▸ Activity
Exactly as written, copy the lines that run from the start of the data below to the line containing "Band gap on the k mesh 2.02", both ends included.

[[ Extracted data open ]]

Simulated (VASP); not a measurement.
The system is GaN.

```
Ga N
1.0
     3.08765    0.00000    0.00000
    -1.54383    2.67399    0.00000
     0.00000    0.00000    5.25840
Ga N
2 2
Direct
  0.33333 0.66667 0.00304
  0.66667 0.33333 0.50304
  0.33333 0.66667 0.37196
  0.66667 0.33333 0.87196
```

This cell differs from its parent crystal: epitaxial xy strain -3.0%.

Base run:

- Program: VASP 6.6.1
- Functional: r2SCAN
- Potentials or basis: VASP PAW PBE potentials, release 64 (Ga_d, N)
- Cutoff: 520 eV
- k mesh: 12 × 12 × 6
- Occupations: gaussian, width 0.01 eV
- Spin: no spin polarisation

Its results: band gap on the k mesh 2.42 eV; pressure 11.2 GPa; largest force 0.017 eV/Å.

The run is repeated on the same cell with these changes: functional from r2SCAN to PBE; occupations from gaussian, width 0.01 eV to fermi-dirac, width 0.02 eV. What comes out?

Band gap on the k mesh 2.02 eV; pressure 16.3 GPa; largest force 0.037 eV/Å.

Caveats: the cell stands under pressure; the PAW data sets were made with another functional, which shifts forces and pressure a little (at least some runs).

[[ Extracted data closed ]]

▸ Reply
Simulated (VASP); not a measurement.
The system is GaN.

```
Ga N
1.0
     3.08765    0.00000    0.00000
    -1.54383    2.67399    0.00000
     0.00000    0.00000    5.25840
Ga N
2 2
Direct
  0.33333 0.66667 0.00304
  0.66667 0.33333 0.50304
  0.33333 0.66667 0.37196
  0.66667 0.33333 0.87196
```

This cell differs from its parent crystal: epitaxial xy strain -3.0%.

Base run:

- Program: VASP 6.6.1
- Functional: r2SCAN
- Potentials or basis: VASP PAW PBE potentials, release 64 (Ga_d, N)
- Cutoff: 520 eV
- k mesh: 12 × 12 × 6
- Occupations: gaussian, width 0.01 eV
- Spin: no spin polarisation

Its results: band gap on the k mesh 2.42 eV; pressure 11.2 GPa; largest force 0.017 eV/Å.

The run is repeated on the same cell with these changes: functional from r2SCAN to PBE; occupations from gaussian, width 0.01 eV to fermi-dirac, width 0.02 eV. What comes out?

Band gap on the k mesh 2.02 eV; pressure 16.3 GPa; largest force 0.037 eV/Å.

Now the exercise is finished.